▶ **Work task**
Give back each line of the listing precisely as written.

▶ **Recorded information**
== Segment start ==
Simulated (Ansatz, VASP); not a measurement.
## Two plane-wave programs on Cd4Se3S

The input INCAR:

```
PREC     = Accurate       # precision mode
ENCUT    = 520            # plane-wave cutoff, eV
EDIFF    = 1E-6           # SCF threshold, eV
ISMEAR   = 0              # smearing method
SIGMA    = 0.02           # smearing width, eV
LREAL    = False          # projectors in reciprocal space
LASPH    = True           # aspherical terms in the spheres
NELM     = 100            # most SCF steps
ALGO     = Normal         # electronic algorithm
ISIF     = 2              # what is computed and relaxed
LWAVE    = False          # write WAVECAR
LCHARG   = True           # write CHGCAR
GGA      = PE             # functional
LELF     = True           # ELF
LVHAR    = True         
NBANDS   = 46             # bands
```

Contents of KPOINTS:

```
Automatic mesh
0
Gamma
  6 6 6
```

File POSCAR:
== Segment end ==

▶ **Task answer**
Simulated (Ansatz, VASP); not a measurement.
## Two plane-wave programs on Cd4Se3S

The input INCAR:

```
PREC     = Accurate       # precision mode
ENCUT    = 520            # plane-wave cutoff, eV
EDIFF    = 1E-6           # SCF threshold, eV
ISMEAR   = 0              # smearing method
SIGMA    = 0.02           # smearing width, eV
LREAL    = False          # projectors in reciprocal space
LASPH    = True           # aspherical terms in the spheres
NELM     = 100            # most SCF steps
ALGO     = Normal         # electronic algorithm
ISIF     = 2              # what is computed and relaxed
LWAVE    = False          # write WAVECAR
LCHARG   = True           # write CHGCAR
GGA      = PE             # functional
LELF     = True           # ELF
LVHAR    = True         
NBANDS   = 46             # bands
```

Contents of KPOINTS:

```
Automatic mesh
0
Gamma
  6 6 6
```

File POSCAR:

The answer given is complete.